Activity —
For the entries below, the expected answer is the line with "mesh: 9 × 9 × 9", the line with "Worked out: In", and every line between them, exactly as written, and nothing more.

Supplied entries —
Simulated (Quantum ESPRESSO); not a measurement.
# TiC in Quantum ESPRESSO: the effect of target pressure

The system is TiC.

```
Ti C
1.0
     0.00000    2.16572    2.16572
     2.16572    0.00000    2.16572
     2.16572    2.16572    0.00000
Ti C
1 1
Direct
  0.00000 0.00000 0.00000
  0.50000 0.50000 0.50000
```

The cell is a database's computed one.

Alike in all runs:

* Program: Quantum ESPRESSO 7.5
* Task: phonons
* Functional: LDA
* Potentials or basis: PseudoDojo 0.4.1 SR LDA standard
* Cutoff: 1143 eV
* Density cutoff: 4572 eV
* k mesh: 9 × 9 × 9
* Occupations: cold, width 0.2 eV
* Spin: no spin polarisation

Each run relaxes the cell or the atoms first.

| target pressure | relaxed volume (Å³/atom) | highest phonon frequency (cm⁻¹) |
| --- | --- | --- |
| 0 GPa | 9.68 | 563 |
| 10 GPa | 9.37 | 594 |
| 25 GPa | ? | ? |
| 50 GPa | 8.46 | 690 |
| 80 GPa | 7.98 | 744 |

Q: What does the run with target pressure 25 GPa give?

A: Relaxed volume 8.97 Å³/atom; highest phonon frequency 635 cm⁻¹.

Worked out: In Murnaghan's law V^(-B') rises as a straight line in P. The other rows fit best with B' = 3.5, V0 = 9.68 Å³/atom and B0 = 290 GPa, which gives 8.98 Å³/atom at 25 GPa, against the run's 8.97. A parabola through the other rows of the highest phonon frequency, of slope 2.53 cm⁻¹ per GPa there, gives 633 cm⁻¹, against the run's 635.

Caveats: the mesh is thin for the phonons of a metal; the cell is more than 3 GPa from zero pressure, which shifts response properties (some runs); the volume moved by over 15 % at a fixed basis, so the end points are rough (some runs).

Task answer —
* k mesh: 9 × 9 × 9
* Occupations: cold, width 0.2 eV
* Spin: no spin polarisation

Each run relaxes the cell or the atoms first.

| target pressure | relaxed volume (Å³/atom) | highest phonon frequency (cm⁻¹) |
| --- | --- | --- |
| 0 GPa | 9.68 | 563 |
| 10 GPa | 9.37 | 594 |
| 25 GPa | ? | ? |
| 50 GPa | 8.46 | 690 |
| 80 GPa | 7.98 | 744 |

Q: What does the run with target pressure 25 GPa give?

A: Relaxed volume 8.97 Å³/atom; highest phonon frequency 635 cm⁻¹.

Worked out: In Murnaghan's law V^(-B') rises as a straight line in P. The other rows fit best with B' = 3.5, V0 = 9.68 Å³/atom and B0 = 290 GPa, which gives 8.98 Å³/atom at 25 GPa, against the run's 8.97. A parabola through the other rows of the highest phonon frequency, of slope 2.53 cm⁻¹ per GPa there, gives 633 cm⁻¹, against the run's 635.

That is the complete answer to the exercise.